_Extracted data_
▼
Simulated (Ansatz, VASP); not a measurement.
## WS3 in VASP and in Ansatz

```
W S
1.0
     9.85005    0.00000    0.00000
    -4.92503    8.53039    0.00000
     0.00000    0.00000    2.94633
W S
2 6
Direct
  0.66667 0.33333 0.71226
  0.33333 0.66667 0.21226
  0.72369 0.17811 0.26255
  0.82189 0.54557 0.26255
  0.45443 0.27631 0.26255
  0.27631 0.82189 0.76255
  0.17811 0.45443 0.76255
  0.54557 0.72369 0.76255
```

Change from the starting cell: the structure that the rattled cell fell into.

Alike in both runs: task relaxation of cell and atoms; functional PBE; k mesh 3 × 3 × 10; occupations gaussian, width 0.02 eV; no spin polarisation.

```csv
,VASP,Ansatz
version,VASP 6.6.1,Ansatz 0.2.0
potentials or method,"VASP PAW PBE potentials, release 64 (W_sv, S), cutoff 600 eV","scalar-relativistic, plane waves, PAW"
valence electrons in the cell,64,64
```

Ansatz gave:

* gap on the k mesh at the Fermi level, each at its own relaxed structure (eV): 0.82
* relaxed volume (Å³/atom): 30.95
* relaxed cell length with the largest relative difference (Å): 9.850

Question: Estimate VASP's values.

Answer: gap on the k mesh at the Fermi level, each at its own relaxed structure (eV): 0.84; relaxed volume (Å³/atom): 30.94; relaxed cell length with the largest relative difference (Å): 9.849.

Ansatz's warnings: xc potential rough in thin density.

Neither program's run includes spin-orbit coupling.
▲

_Requirement_
The data above must be repeated in its entirety, exactly as given.

_Response_
Simulated (Ansatz, VASP); not a measurement.
## WS3 in VASP and in Ansatz

```
W S
1.0
     9.85005    0.00000    0.00000
    -4.92503    8.53039    0.00000
     0.00000    0.00000    2.94633
W S
2 6
Direct
  0.66667 0.33333 0.71226
  0.33333 0.66667 0.21226
  0.72369 0.17811 0.26255
  0.82189 0.54557 0.26255
  0.45443 0.27631 0.26255
  0.27631 0.82189 0.76255
  0.17811 0.45443 0.76255
  0.54557 0.72369 0.76255
```

Change from the starting cell: the structure that the rattled cell fell into.

Alike in both runs: task relaxation of cell and atoms; functional PBE; k mesh 3 × 3 × 10; occupations gaussian, width 0.02 eV; no spin polarisation.

```csv
,VASP,Ansatz
version,VASP 6.6.1,Ansatz 0.2.0
potentials or method,"VASP PAW PBE potentials, release 64 (W_sv, S), cutoff 600 eV","scalar-relativistic, plane waves, PAW"
valence electrons in the cell,64,64
```

Ansatz gave:

* gap on the k mesh at the Fermi level, each at its own relaxed structure (eV): 0.82
* relaxed volume (Å³/atom): 30.95
* relaxed cell length with the largest relative difference (Å): 9.850

Question: Estimate VASP's values.

Answer: gap on the k mesh at the Fermi level, each at its own relaxed structure (eV): 0.84; relaxed volume (Å³/atom): 30.94; relaxed cell length with the largest relative difference (Å): 9.849.

Ansatz's warnings: xc potential rough in thin density.

Neither program's run includes spin-orbit coupling.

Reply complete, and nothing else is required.